(Information shown)
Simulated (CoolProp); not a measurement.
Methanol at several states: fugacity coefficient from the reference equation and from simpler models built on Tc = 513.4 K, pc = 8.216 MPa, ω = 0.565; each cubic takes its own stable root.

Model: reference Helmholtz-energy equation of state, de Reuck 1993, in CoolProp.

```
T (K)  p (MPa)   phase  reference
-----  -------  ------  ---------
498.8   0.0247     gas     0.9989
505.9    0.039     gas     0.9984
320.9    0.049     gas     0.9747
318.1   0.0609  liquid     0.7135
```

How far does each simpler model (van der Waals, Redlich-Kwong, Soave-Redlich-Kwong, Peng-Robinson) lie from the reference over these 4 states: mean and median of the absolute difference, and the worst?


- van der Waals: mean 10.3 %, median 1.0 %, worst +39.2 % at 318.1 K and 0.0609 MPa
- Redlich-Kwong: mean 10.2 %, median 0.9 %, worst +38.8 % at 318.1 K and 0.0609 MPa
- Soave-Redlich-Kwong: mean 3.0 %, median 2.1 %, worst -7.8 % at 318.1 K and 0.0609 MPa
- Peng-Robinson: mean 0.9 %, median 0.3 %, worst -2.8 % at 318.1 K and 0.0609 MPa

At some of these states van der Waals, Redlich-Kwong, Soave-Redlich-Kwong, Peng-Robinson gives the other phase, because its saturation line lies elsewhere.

(Action item) Give back exactly the lines from the beginning of the records through the line containing "- Redlich-Kwong: mean", and only those.

(Exercise response)
Simulated (CoolProp); not a measurement.
Methanol at several states: fugacity coefficient from the reference equation and from simpler models built on Tc = 513.4 K, pc = 8.216 MPa, ω = 0.565; each cubic takes its own stable root.

Model: reference Helmholtz-energy equation of state, de Reuck 1993, in CoolProp.

```
T (K)  p (MPa)   phase  reference
-----  -------  ------  ---------
498.8   0.0247     gas     0.9989
505.9    0.039     gas     0.9984
320.9    0.049     gas     0.9747
318.1   0.0609  liquid     0.7135
```

How far does each simpler model (van der Waals, Redlich-Kwong, Soave-Redlich-Kwong, Peng-Robinson) lie from the reference over these 4 states: mean and median of the absolute difference, and the worst?


- van der Waals: mean 10.3 %, median 1.0 %, worst +39.2 % at 318.1 K and 0.0609 MPa
- Redlich-Kwong: mean 10.2 %, median 0.9 %, worst +38.8 % at 318.1 K and 0.0609 MPa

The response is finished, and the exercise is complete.